### RECORDED DATA
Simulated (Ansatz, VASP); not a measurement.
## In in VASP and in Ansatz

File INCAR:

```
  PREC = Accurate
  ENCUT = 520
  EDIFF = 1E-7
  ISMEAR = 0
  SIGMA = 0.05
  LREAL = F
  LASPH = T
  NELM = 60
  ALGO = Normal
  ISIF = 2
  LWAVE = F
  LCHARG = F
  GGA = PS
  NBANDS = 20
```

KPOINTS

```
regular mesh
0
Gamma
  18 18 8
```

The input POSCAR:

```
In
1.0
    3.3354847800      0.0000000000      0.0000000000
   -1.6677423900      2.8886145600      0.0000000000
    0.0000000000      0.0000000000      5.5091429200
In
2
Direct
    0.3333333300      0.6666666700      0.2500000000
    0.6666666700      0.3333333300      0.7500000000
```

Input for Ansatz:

### EXERCISE
With nothing left out, copy every record exactly.

### SOLUTION
Simulated (Ansatz, VASP); not a measurement.
## In in VASP and in Ansatz

File INCAR:

```
  PREC = Accurate
  ENCUT = 520
  EDIFF = 1E-7
  ISMEAR = 0
  SIGMA = 0.05
  LREAL = F
  LASPH = T
  NELM = 60
  ALGO = Normal
  ISIF = 2
  LWAVE = F
  LCHARG = F
  GGA = PS
  NBANDS = 20
```

KPOINTS

```
regular mesh
0
Gamma
  18 18 8
```

The input POSCAR:

```
In
1.0
    3.3354847800      0.0000000000      0.0000000000
   -1.6677423900      2.8886145600      0.0000000000
    0.0000000000      0.0000000000      5.5091429200
In
2
Direct
    0.3333333300      0.6666666700      0.2500000000
    0.6666666700      0.3333333300      0.7500000000
```

Input for Ansatz:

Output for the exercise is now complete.